MATERIAL PROVIDED Start Marker

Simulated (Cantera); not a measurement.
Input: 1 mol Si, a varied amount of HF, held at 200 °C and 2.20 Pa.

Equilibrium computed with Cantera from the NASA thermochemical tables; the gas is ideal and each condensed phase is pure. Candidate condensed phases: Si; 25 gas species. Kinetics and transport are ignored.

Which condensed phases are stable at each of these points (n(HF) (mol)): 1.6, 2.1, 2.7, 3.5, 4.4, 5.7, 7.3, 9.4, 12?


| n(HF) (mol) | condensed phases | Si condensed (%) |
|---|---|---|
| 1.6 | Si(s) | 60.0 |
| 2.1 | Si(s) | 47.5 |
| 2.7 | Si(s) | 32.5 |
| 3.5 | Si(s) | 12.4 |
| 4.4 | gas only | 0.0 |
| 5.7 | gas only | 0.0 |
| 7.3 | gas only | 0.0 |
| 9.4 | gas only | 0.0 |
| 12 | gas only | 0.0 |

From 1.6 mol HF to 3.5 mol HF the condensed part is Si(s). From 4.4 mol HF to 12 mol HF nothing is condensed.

MATERIAL PROVIDED End Marker

REQUIRED ACTION: Would you copy out exactly the lines above that start at the one containing "Si(s) | 32.5 |" and end at the one containing "12 | gas only | 0.0 |", inclusive?

EXERCISE RESULT:
| 2.7 | Si(s) | 32.5 |
| 3.5 | Si(s) | 12.4 |
| 4.4 | gas only | 0.0 |
| 5.7 | gas only | 0.0 |
| 7.3 | gas only | 0.0 |
| 9.4 | gas only | 0.0 |
| 12 | gas only | 0.0 |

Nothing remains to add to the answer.